WORK ORDER :: Every line of the records below from the line with "Levels at points" up to and including the line with "It took 2.9" must be reproduced exactly, and no line outside that range.

DATA SHOWN ::
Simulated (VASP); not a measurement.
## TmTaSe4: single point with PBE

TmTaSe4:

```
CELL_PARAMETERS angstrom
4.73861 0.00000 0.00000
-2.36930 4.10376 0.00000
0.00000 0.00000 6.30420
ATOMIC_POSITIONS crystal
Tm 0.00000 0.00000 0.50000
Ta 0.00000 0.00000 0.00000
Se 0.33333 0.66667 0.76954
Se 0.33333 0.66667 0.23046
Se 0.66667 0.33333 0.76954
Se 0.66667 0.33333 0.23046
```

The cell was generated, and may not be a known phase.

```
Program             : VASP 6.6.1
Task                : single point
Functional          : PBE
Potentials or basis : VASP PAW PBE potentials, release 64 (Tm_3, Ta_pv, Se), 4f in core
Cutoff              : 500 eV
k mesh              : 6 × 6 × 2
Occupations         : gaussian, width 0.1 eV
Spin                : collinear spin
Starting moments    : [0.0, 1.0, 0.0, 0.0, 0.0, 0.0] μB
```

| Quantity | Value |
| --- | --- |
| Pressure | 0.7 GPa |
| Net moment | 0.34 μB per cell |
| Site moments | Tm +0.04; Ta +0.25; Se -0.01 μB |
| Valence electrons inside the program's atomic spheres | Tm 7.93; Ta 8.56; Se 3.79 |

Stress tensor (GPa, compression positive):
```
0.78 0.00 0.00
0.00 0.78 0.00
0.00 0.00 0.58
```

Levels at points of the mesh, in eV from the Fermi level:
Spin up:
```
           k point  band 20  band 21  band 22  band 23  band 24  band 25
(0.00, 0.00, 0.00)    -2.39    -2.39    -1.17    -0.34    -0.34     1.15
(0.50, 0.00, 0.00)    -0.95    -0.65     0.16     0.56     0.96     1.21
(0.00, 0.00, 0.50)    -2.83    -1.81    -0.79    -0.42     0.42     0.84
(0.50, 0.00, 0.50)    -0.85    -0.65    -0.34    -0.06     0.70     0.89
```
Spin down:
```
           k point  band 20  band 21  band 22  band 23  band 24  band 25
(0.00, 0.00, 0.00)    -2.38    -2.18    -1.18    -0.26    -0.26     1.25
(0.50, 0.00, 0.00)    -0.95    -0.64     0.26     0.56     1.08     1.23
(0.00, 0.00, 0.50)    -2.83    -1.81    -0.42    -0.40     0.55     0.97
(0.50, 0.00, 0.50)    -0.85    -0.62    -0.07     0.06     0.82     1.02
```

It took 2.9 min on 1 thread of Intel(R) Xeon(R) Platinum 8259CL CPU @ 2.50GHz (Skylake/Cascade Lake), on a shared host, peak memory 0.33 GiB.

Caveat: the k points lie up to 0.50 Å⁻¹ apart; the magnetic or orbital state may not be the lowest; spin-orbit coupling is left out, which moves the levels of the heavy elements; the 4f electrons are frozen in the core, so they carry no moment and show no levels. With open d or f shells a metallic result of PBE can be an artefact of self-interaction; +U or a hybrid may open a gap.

TASK RESULT ::
Levels at points of the mesh, in eV from the Fermi level:
Spin up:
```
           k point  band 20  band 21  band 22  band 23  band 24  band 25
(0.00, 0.00, 0.00)    -2.39    -2.39    -1.17    -0.34    -0.34     1.15
(0.50, 0.00, 0.00)    -0.95    -0.65     0.16     0.56     0.96     1.21
(0.00, 0.00, 0.50)    -2.83    -1.81    -0.79    -0.42     0.42     0.84
(0.50, 0.00, 0.50)    -0.85    -0.65    -0.34    -0.06     0.70     0.89
```
Spin down:
```
           k point  band 20  band 21  band 22  band 23  band 24  band 25
(0.00, 0.00, 0.00)    -2.38    -2.18    -1.18    -0.26    -0.26     1.25
(0.50, 0.00, 0.00)    -0.95    -0.64     0.26     0.56     1.08     1.23
(0.00, 0.00, 0.50)    -2.83    -1.81    -0.42    -0.40     0.55     0.97
(0.50, 0.00, 0.50)    -0.85    -0.62    -0.07     0.06     0.82     1.02
```

It took 2.9 min on 1 thread of Intel(R) Xeon(R) Platinum 8259CL CPU @ 2.50GHz (Skylake/Cascade Lake), on a shared host, peak memory 0.33 GiB.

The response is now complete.